● **Data records**:
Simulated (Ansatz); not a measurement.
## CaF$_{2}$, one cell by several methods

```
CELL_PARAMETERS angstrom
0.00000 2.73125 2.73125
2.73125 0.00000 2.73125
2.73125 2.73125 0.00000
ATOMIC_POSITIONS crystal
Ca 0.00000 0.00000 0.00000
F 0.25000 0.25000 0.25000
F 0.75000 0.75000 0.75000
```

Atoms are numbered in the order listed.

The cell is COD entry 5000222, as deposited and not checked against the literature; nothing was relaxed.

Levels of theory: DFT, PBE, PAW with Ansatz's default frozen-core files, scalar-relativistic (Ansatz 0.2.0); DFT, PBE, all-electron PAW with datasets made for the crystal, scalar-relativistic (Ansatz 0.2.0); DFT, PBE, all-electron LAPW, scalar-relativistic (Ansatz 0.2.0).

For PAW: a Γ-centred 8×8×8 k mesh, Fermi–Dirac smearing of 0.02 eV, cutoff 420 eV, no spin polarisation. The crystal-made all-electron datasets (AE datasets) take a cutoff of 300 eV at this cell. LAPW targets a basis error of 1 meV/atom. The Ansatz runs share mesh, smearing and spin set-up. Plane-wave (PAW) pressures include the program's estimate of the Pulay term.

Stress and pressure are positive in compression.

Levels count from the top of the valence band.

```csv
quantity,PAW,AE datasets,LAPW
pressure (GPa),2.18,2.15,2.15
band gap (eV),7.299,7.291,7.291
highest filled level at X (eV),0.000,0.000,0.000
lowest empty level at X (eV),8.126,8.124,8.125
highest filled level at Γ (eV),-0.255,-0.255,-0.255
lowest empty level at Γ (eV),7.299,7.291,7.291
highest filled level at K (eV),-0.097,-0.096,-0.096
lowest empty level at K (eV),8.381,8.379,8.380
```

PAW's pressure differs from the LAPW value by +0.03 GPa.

● **Work task**:
Output, from the data above, the lines from the line with "by several methods" to the line with "Levels of theory: DFT, PBE, PAW" exactly as they stand, both ends included and nothing else.

● **Exercise result**:
## CaF$_{2}$, one cell by several methods

```
CELL_PARAMETERS angstrom
0.00000 2.73125 2.73125
2.73125 0.00000 2.73125
2.73125 2.73125 0.00000
ATOMIC_POSITIONS crystal
Ca 0.00000 0.00000 0.00000
F 0.25000 0.25000 0.25000
F 0.75000 0.75000 0.75000
```

Atoms are numbered in the order listed.

The cell is COD entry 5000222, as deposited and not checked against the literature; nothing was relaxed.

Levels of theory: DFT, PBE, PAW with Ansatz's default frozen-core files, scalar-relativistic (Ansatz 0.2.0); DFT, PBE, all-electron PAW with datasets made for the crystal, scalar-relativistic (Ansatz 0.2.0); DFT, PBE, all-electron LAPW, scalar-relativistic (Ansatz 0.2.0).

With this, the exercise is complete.